• Excerpted data:
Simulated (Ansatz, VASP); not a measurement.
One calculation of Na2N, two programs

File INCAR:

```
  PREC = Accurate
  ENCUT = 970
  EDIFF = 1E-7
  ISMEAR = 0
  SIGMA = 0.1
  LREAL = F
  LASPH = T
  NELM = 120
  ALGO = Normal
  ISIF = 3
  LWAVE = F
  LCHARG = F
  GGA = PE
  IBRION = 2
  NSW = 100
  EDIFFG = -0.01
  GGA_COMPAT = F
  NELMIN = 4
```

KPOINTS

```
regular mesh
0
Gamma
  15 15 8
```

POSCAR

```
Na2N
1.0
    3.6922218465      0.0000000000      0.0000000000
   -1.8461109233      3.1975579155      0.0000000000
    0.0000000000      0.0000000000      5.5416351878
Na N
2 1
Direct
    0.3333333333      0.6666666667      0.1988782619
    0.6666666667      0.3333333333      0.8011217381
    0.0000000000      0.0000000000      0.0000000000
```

• Action item:
The full set of records above must be retyped exactly.

• Response area:
Simulated (Ansatz, VASP); not a measurement.
One calculation of Na2N, two programs

File INCAR:

```
  PREC = Accurate
  ENCUT = 970
  EDIFF = 1E-7
  ISMEAR = 0
  SIGMA = 0.1
  LREAL = F
  LASPH = T
  NELM = 120
  ALGO = Normal
  ISIF = 3
  LWAVE = F
  LCHARG = F
  GGA = PE
  IBRION = 2
  NSW = 100
  EDIFFG = -0.01
  GGA_COMPAT = F
  NELMIN = 4
```

KPOINTS

```
regular mesh
0
Gamma
  15 15 8
```

POSCAR

```
Na2N
1.0
    3.6922218465      0.0000000000      0.0000000000
   -1.8461109233      3.1975579155      0.0000000000
    0.0000000000      0.0000000000      5.5416351878
Na N
2 1
Direct
    0.3333333333      0.6666666667      0.1988782619
    0.6666666667      0.3333333333      0.8011217381
    0.0000000000      0.0000000000      0.0000000000
```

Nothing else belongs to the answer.